ASSIGNMENT
Transcribe exactly each line of the entries, from the opening line to the line with "Computed with Ansatz", with both of those lines included.

[DATASET EXCERPTS — start]
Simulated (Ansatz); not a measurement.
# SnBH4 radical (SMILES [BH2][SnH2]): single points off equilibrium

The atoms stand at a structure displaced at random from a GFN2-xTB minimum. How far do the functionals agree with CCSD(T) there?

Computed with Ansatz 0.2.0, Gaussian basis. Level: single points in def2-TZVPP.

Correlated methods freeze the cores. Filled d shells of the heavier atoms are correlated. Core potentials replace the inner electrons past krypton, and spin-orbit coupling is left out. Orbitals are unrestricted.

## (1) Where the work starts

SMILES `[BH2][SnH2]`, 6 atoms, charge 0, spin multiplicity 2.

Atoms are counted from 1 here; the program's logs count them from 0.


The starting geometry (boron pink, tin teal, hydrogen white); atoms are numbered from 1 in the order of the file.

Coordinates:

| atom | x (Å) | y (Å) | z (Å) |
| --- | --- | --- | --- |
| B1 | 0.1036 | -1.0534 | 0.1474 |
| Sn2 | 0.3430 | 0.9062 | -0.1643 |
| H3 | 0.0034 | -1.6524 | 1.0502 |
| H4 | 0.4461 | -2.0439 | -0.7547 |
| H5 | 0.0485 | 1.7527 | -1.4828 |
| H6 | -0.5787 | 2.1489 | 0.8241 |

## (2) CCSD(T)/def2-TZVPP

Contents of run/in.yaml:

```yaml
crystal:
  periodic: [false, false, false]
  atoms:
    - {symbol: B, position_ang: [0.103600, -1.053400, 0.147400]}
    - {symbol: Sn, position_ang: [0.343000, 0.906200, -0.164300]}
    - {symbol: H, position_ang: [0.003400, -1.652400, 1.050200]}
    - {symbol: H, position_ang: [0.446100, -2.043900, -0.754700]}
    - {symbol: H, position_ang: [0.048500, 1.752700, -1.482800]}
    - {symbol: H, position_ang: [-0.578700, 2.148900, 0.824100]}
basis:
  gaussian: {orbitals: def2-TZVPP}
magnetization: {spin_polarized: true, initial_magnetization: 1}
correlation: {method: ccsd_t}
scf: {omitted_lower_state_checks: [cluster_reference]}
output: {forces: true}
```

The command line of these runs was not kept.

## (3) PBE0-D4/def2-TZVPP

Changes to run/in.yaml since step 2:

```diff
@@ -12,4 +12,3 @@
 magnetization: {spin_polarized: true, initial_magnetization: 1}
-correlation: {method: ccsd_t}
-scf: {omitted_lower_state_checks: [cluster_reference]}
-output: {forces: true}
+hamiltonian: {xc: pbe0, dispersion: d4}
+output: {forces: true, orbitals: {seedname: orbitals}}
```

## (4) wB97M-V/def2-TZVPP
[DATASET EXCERPTS — finish]

ANSWER SECTION
Simulated (Ansatz); not a measurement.
# SnBH4 radical (SMILES [BH2][SnH2]): single points off equilibrium

The atoms stand at a structure displaced at random from a GFN2-xTB minimum. How far do the functionals agree with CCSD(T) there?

Computed with Ansatz 0.2.0, Gaussian basis. Level: single points in def2-TZVPP.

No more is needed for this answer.